EXTRACTED MATERIAL:
- Opening Delimiter -

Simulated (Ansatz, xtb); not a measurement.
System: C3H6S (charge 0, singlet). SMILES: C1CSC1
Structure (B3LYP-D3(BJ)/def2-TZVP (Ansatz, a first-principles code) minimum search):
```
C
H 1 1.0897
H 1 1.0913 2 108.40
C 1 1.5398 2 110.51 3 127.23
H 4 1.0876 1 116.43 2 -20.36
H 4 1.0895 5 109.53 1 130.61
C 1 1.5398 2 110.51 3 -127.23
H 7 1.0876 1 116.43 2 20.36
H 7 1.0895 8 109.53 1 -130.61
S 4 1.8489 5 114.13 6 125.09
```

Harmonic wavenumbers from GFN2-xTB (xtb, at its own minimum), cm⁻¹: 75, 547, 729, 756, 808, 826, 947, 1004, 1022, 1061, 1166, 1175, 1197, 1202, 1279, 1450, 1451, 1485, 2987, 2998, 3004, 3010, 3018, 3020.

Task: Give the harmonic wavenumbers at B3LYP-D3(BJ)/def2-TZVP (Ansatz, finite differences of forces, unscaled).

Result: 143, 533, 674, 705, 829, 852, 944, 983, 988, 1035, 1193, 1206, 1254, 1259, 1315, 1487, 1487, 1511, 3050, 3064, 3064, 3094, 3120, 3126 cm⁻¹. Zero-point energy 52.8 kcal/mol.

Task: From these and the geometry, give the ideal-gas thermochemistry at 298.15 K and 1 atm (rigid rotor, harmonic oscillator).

- Closing Delimiter -

BRIEF:
Output the material verbatim, including every line.

TASK ANSWER:
Simulated (Ansatz, xtb); not a measurement.
System: C3H6S (charge 0, singlet). SMILES: C1CSC1
Structure (B3LYP-D3(BJ)/def2-TZVP (Ansatz, a first-principles code) minimum search):
```
C
H 1 1.0897
H 1 1.0913 2 108.40
C 1 1.5398 2 110.51 3 127.23
H 4 1.0876 1 116.43 2 -20.36
H 4 1.0895 5 109.53 1 130.61
C 1 1.5398 2 110.51 3 -127.23
H 7 1.0876 1 116.43 2 20.36
H 7 1.0895 8 109.53 1 -130.61
S 4 1.8489 5 114.13 6 125.09
```

Harmonic wavenumbers from GFN2-xTB (xtb, at its own minimum), cm⁻¹: 75, 547, 729, 756, 808, 826, 947, 1004, 1022, 1061, 1166, 1175, 1197, 1202, 1279, 1450, 1451, 1485, 2987, 2998, 3004, 3010, 3018, 3020.

Task: Give the harmonic wavenumbers at B3LYP-D3(BJ)/def2-TZVP (Ansatz, finite differences of forces, unscaled).

Result: 143, 533, 674, 705, 829, 852, 944, 983, 988, 1035, 1193, 1206, 1254, 1259, 1315, 1487, 1487, 1511, 3050, 3064, 3064, 3094, 3120, 3126 cm⁻¹. Zero-point energy 52.8 kcal/mol.

Task: From these and the geometry, give the ideal-gas thermochemistry at 298.15 K and 1 atm (rigid rotor, harmonic oscillator).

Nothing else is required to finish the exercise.